_ _ _ _ _
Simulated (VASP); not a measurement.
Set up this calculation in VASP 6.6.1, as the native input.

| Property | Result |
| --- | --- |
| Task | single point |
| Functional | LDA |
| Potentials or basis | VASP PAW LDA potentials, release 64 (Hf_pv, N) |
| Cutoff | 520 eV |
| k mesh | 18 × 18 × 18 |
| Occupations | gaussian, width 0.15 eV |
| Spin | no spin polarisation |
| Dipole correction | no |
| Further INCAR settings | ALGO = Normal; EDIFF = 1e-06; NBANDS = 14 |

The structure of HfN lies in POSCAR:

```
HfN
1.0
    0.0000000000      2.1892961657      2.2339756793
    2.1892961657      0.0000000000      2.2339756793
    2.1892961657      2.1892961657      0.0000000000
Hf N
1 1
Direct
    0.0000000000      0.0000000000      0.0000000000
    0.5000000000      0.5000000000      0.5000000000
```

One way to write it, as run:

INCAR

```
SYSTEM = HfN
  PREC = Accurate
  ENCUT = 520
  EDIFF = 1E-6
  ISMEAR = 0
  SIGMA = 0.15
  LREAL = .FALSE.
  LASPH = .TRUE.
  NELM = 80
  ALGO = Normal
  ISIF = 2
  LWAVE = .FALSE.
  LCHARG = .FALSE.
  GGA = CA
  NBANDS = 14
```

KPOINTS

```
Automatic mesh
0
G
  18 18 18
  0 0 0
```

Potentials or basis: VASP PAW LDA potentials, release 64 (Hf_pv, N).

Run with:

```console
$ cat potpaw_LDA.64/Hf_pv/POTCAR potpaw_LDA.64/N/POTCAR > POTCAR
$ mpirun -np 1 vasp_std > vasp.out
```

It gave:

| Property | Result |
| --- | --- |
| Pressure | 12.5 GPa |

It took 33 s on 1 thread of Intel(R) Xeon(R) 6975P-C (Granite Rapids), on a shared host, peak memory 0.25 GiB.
_ _ _ _ _

__Action item__
Output the lines of the records above exactly as they appear, from the line containing "Set up this" through the line containing "width 0.15 eV |".

__Answer section__
Set up this calculation in VASP 6.6.1, as the native input.

| Property | Result |
| --- | --- |
| Task | single point |
| Functional | LDA |
| Potentials or basis | VASP PAW LDA potentials, release 64 (Hf_pv, N) |
| Cutoff | 520 eV |
| k mesh | 18 × 18 × 18 |
| Occupations | gaussian, width 0.15 eV |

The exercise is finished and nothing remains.